** Assignment **
Your task is to give the data again, exactly, with every line intact.

** Listed records **
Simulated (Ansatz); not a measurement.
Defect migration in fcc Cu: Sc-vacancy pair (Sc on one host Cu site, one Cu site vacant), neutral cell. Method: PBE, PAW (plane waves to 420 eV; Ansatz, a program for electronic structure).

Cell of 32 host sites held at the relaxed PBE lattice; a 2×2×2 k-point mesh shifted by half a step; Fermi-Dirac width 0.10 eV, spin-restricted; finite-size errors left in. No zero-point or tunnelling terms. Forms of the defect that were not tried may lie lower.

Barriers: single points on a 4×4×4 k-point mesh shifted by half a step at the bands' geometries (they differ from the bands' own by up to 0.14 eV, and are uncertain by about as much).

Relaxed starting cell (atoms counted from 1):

** Task answer **
Simulated (Ansatz); not a measurement.
Defect migration in fcc Cu: Sc-vacancy pair (Sc on one host Cu site, one Cu site vacant), neutral cell. Method: PBE, PAW (plane waves to 420 eV; Ansatz, a program for electronic structure).

Cell of 32 host sites held at the relaxed PBE lattice; a 2×2×2 k-point mesh shifted by half a step; Fermi-Dirac width 0.10 eV, spin-restricted; finite-size errors left in. No zero-point or tunnelling terms. Forms of the defect that were not tried may lie lower.

Barriers: single points on a 4×4×4 k-point mesh shifted by half a step at the bands' geometries (they differ from the bands' own by up to 0.14 eV, and are uncertain by about as much).

Relaxed starting cell (atoms counted from 1):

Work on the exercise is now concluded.